**Required action**
Word for word, return the lines from the top of the listing to the line containing "0.0, 0.0] μB", both ends included, and no others.

**Provided information**
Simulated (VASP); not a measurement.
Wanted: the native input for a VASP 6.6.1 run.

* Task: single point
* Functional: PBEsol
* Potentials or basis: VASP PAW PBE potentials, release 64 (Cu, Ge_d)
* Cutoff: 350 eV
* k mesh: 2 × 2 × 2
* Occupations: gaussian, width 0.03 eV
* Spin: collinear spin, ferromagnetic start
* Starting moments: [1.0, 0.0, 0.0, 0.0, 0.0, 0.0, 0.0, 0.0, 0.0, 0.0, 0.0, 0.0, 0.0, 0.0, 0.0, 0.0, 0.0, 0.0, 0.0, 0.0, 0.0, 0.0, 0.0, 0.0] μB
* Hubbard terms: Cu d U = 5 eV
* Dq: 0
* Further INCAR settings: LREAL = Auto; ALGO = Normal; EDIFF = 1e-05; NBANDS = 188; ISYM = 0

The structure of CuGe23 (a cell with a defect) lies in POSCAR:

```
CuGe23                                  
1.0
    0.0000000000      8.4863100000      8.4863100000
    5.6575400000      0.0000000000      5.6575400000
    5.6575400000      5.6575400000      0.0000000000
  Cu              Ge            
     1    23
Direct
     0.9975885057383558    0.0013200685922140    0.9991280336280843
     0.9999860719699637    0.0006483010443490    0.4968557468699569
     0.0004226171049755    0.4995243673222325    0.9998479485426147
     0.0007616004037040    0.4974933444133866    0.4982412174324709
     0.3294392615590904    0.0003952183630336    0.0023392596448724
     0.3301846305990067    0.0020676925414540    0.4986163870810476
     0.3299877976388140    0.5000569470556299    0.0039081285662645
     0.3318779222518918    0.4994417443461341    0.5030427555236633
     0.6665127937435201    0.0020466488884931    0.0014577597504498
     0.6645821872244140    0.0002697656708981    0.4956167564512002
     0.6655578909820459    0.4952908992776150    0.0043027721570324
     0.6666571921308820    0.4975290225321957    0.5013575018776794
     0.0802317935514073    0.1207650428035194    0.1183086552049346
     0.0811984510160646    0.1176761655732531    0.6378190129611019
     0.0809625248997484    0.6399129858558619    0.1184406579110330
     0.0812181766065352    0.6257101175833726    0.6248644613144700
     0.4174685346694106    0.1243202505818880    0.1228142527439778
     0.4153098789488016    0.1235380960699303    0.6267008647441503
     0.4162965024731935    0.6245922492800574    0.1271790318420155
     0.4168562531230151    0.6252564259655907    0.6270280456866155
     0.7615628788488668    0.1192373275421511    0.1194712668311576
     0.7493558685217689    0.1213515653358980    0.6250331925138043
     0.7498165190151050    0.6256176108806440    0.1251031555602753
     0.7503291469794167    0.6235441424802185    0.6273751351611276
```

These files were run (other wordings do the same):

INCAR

**Exercise result**
Simulated (VASP); not a measurement.
Wanted: the native input for a VASP 6.6.1 run.

* Task: single point
* Functional: PBEsol
* Potentials or basis: VASP PAW PBE potentials, release 64 (Cu, Ge_d)
* Cutoff: 350 eV
* k mesh: 2 × 2 × 2
* Occupations: gaussian, width 0.03 eV
* Spin: collinear spin, ferromagnetic start
* Starting moments: [1.0, 0.0, 0.0, 0.0, 0.0, 0.0, 0.0, 0.0, 0.0, 0.0, 0.0, 0.0, 0.0, 0.0, 0.0, 0.0, 0.0, 0.0, 0.0, 0.0, 0.0, 0.0, 0.0, 0.0] μB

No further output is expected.